Required action: Write the data out again, exactly as given.

=== Stored data ===

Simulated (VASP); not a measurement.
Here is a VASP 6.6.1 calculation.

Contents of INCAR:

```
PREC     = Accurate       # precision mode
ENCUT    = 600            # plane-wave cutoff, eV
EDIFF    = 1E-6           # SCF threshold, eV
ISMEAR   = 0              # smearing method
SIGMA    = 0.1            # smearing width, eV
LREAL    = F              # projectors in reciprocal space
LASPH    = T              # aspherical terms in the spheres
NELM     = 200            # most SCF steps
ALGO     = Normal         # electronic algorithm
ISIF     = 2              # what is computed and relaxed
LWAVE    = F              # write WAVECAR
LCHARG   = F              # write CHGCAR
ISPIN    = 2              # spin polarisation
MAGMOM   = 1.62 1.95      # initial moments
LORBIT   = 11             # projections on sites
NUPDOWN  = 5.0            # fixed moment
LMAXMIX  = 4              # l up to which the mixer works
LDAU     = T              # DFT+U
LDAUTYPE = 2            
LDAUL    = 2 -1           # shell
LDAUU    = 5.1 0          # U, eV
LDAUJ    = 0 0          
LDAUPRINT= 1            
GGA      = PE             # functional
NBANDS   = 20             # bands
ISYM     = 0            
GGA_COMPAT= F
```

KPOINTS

===

Written answer:
Simulated (VASP); not a measurement.
Here is a VASP 6.6.1 calculation.

Contents of INCAR:

```
PREC     = Accurate       # precision mode
ENCUT    = 600            # plane-wave cutoff, eV
EDIFF    = 1E-6           # SCF threshold, eV
ISMEAR   = 0              # smearing method
SIGMA    = 0.1            # smearing width, eV
LREAL    = F              # projectors in reciprocal space
LASPH    = T              # aspherical terms in the spheres
NELM     = 200            # most SCF steps
ALGO     = Normal         # electronic algorithm
ISIF     = 2              # what is computed and relaxed
LWAVE    = F              # write WAVECAR
LCHARG   = F              # write CHGCAR
ISPIN    = 2              # spin polarisation
MAGMOM   = 1.62 1.95      # initial moments
LORBIT   = 11             # projections on sites
NUPDOWN  = 5.0            # fixed moment
LMAXMIX  = 4              # l up to which the mixer works
LDAU     = T              # DFT+U
LDAUTYPE = 2            
LDAUL    = 2 -1           # shell
LDAUU    = 5.1 0          # U, eV
LDAUJ    = 0 0          
LDAUPRINT= 1            
GGA      = PE             # functional
NBANDS   = 20             # bands
ISYM     = 0            
GGA_COMPAT= F
```

KPOINTS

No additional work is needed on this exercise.